Assignment:
When the line containing "Wall time 97" is reached, include it and end there; set down verbatim every line before it, starting at the top of the records.

Extracted material:
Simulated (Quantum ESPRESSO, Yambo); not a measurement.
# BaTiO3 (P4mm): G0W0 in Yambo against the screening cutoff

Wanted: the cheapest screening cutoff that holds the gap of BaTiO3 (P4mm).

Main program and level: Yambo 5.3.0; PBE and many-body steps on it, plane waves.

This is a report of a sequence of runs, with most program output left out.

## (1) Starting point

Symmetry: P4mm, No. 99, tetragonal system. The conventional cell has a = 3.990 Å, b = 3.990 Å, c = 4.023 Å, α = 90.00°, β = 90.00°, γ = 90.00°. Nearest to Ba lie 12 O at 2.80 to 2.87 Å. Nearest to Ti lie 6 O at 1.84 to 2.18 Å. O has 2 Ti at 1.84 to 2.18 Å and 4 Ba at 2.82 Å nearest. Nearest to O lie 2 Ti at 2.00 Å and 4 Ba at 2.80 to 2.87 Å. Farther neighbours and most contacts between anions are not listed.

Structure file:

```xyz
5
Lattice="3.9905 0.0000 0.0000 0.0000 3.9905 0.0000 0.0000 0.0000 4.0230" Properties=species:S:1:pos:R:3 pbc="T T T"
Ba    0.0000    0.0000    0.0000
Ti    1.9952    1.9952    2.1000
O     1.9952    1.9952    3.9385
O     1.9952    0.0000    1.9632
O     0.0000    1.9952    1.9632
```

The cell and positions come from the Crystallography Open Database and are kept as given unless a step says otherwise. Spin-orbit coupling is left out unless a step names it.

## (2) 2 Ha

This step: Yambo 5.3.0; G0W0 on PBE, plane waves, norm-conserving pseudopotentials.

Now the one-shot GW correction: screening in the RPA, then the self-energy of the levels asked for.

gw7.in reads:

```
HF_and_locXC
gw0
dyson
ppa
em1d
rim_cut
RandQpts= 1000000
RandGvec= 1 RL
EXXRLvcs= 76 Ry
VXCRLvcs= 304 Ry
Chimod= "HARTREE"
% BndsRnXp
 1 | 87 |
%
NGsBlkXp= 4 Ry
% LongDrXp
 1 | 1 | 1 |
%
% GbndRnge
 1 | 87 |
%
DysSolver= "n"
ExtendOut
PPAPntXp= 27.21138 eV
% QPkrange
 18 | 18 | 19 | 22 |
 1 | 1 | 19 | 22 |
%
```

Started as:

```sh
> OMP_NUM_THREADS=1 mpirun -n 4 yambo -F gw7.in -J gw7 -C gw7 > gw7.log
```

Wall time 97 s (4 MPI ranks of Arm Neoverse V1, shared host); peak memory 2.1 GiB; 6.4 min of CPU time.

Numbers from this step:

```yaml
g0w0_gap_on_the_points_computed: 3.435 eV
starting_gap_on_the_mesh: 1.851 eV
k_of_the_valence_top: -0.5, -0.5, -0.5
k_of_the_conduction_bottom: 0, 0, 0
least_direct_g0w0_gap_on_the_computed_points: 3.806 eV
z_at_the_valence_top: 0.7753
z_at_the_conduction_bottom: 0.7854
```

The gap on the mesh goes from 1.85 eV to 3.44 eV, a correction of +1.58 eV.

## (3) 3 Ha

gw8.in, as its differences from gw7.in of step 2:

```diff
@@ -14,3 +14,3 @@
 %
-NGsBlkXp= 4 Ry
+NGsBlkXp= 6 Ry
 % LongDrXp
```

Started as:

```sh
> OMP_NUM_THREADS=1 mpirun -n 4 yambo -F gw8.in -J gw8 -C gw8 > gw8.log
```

Exercise answer:
Simulated (Quantum ESPRESSO, Yambo); not a measurement.
# BaTiO3 (P4mm): G0W0 in Yambo against the screening cutoff

Wanted: the cheapest screening cutoff that holds the gap of BaTiO3 (P4mm).

Main program and level: Yambo 5.3.0; PBE and many-body steps on it, plane waves.

This is a report of a sequence of runs, with most program output left out.

## (1) Starting point

Symmetry: P4mm, No. 99, tetragonal system. The conventional cell has a = 3.990 Å, b = 3.990 Å, c = 4.023 Å, α = 90.00°, β = 90.00°, γ = 90.00°. Nearest to Ba lie 12 O at 2.80 to 2.87 Å. Nearest to Ti lie 6 O at 1.84 to 2.18 Å. O has 2 Ti at 1.84 to 2.18 Å and 4 Ba at 2.82 Å nearest. Nearest to O lie 2 Ti at 2.00 Å and 4 Ba at 2.80 to 2.87 Å. Farther neighbours and most contacts between anions are not listed.

Structure file:

```xyz
5
Lattice="3.9905 0.0000 0.0000 0.0000 3.9905 0.0000 0.0000 0.0000 4.0230" Properties=species:S:1:pos:R:3 pbc="T T T"
Ba    0.0000    0.0000    0.0000
Ti    1.9952    1.9952    2.1000
O     1.9952    1.9952    3.9385
O     1.9952    0.0000    1.9632
O     0.0000    1.9952    1.9632
```

The cell and positions come from the Crystallography Open Database and are kept as given unless a step says otherwise. Spin-orbit coupling is left out unless a step names it.

## (2) 2 Ha

This step: Yambo 5.3.0; G0W0 on PBE, plane waves, norm-conserving pseudopotentials.

Now the one-shot GW correction: screening in the RPA, then the self-energy of the levels asked for.

gw7.in reads:

```
HF_and_locXC
gw0
dyson
ppa
em1d
rim_cut
RandQpts= 1000000
RandGvec= 1 RL
EXXRLvcs= 76 Ry
VXCRLvcs= 304 Ry
Chimod= "HARTREE"
% BndsRnXp
 1 | 87 |
%
NGsBlkXp= 4 Ry
% LongDrXp
 1 | 1 | 1 |
%
% GbndRnge
 1 | 87 |
%
DysSolver= "n"
ExtendOut
PPAPntXp= 27.21138 eV
% QPkrange
 18 | 18 | 19 | 22 |
 1 | 1 | 19 | 22 |
%
```

Started as:

```sh
> OMP_NUM_THREADS=1 mpirun -n 4 yambo -F gw7.in -J gw7 -C gw7 > gw7.log
```

Wall time 97 s (4 MPI ranks of Arm Neoverse V1, shared host); peak memory 2.1 GiB; 6.4 min of CPU time.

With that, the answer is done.